───── Data extract

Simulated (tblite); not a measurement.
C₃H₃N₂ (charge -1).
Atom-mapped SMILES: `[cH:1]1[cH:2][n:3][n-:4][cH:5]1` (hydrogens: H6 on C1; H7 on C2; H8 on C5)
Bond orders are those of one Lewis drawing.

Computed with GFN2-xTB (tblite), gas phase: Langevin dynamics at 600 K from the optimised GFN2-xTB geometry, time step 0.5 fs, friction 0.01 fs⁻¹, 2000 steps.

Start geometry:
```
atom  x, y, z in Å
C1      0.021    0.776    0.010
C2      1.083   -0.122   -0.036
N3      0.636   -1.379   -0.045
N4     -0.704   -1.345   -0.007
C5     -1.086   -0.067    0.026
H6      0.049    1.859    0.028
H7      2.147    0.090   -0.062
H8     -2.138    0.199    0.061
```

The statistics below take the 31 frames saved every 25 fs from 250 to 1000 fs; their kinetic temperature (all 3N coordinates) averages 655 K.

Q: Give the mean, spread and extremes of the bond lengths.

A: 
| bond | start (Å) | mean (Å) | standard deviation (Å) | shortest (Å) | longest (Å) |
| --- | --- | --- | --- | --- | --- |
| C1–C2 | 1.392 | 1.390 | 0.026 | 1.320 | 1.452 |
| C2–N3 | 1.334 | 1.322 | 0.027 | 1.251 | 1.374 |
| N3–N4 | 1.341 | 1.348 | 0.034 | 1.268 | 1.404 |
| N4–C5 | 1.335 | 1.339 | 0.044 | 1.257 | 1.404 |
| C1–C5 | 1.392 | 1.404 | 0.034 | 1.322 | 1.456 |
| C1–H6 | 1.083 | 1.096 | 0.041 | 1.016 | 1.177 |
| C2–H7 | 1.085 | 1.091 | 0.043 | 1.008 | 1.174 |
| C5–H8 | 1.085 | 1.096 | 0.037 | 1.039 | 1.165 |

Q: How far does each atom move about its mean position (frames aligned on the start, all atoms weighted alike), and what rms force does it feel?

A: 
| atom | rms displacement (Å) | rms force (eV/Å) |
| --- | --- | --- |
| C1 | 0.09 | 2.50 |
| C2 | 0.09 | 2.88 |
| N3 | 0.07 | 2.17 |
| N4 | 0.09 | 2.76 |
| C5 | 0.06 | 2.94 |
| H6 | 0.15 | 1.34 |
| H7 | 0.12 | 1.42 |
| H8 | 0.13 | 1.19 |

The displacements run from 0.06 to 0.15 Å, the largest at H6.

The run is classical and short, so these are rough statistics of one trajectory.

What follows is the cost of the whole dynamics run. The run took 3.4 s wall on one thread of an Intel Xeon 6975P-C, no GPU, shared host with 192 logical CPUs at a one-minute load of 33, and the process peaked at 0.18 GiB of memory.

──────────

# Work task
Go through the material above and output exactly the lines from the one containing "1.257 | 1.404 |" through the one containing "The run is classical".

# Worked solution
| N4–C5 | 1.335 | 1.339 | 0.044 | 1.257 | 1.404 |
| C1–C5 | 1.392 | 1.404 | 0.034 | 1.322 | 1.456 |
| C1–H6 | 1.083 | 1.096 | 0.041 | 1.016 | 1.177 |
| C2–H7 | 1.085 | 1.091 | 0.043 | 1.008 | 1.174 |
| C5–H8 | 1.085 | 1.096 | 0.037 | 1.039 | 1.165 |

Q: How far does each atom move about its mean position (frames aligned on the start, all atoms weighted alike), and what rms force does it feel?

A: 
| atom | rms displacement (Å) | rms force (eV/Å) |
| --- | --- | --- |
| C1 | 0.09 | 2.50 |
| C2 | 0.09 | 2.88 |
| N3 | 0.07 | 2.17 |
| N4 | 0.09 | 2.76 |
| C5 | 0.06 | 2.94 |
| H6 | 0.15 | 1.34 |
| H7 | 0.12 | 1.42 |
| H8 | 0.13 | 1.19 |

The displacements run from 0.06 to 0.15 Å, the largest at H6.

The run is classical and short, so these are rough statistics of one trajectory.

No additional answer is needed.